[Work task]: In the listing below, the lines starting with the line with "Hardware: one thread, x86-64" and going on through the line with "Closest is B3LYP/pcJ-1" are to be reproduced exactly, and only those.

═════ Information provided ═════

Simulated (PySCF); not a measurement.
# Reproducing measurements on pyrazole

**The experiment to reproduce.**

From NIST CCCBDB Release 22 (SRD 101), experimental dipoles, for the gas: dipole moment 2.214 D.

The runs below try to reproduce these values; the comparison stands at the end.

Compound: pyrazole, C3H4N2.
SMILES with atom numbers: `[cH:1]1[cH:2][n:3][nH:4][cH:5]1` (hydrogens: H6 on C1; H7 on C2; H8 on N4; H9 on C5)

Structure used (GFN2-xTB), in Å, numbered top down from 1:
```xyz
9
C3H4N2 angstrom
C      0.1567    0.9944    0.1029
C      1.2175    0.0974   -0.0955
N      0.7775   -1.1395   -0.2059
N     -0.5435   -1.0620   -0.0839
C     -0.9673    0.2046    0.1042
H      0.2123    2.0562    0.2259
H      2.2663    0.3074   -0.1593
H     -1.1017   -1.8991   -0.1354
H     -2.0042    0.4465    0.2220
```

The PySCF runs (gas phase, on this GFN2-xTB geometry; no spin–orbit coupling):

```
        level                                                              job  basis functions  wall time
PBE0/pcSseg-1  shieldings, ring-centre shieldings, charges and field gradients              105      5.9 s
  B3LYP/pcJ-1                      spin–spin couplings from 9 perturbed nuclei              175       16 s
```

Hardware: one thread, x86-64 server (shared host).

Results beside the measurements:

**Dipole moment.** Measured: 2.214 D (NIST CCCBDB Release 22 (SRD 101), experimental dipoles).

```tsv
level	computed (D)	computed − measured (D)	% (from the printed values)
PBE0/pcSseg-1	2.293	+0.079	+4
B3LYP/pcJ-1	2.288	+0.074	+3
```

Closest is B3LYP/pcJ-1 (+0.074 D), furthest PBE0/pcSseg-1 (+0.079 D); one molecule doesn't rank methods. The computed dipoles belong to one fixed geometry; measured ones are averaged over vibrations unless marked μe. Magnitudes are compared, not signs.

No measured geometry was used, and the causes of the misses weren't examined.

═════

[Answer space]:
Hardware: one thread, x86-64 server (shared host).

Results beside the measurements:

**Dipole moment.** Measured: 2.214 D (NIST CCCBDB Release 22 (SRD 101), experimental dipoles).

```tsv
level	computed (D)	computed − measured (D)	% (from the printed values)
PBE0/pcSseg-1	2.293	+0.079	+4
B3LYP/pcJ-1	2.288	+0.074	+3
```

Closest is B3LYP/pcJ-1 (+0.074 D), furthest PBE0/pcSseg-1 (+0.079 D); one molecule doesn't rank methods. The computed dipoles belong to one fixed geometry; measured ones are averaged over vibrations unless marked μe. Magnitudes are compared, not signs.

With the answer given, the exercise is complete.